Action item
For this exercise, transcribe all the records below exactly.

Provided data
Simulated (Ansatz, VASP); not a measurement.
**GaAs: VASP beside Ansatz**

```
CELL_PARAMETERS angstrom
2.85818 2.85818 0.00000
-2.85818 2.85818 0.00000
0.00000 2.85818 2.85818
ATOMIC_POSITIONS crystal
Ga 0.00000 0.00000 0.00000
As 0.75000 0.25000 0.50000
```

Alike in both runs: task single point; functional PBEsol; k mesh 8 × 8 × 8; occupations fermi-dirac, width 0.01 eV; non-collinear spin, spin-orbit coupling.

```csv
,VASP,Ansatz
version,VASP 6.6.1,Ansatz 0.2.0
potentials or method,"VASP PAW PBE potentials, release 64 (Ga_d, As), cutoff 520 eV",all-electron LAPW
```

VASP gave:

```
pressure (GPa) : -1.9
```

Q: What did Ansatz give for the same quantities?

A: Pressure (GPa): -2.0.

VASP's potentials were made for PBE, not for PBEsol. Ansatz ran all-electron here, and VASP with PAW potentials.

Written reply
Simulated (Ansatz, VASP); not a measurement.
**GaAs: VASP beside Ansatz**

```
CELL_PARAMETERS angstrom
2.85818 2.85818 0.00000
-2.85818 2.85818 0.00000
0.00000 2.85818 2.85818
ATOMIC_POSITIONS crystal
Ga 0.00000 0.00000 0.00000
As 0.75000 0.25000 0.50000
```

Alike in both runs: task single point; functional PBEsol; k mesh 8 × 8 × 8; occupations fermi-dirac, width 0.01 eV; non-collinear spin, spin-orbit coupling.

```csv
,VASP,Ansatz
version,VASP 6.6.1,Ansatz 0.2.0
potentials or method,"VASP PAW PBE potentials, release 64 (Ga_d, As), cutoff 520 eV",all-electron LAPW
```

VASP gave:

```
pressure (GPa) : -1.9
```

Q: What did Ansatz give for the same quantities?

A: Pressure (GPa): -2.0.

VASP's potentials were made for PBE, not for PBEsol. Ansatz ran all-electron here, and VASP with PAW potentials.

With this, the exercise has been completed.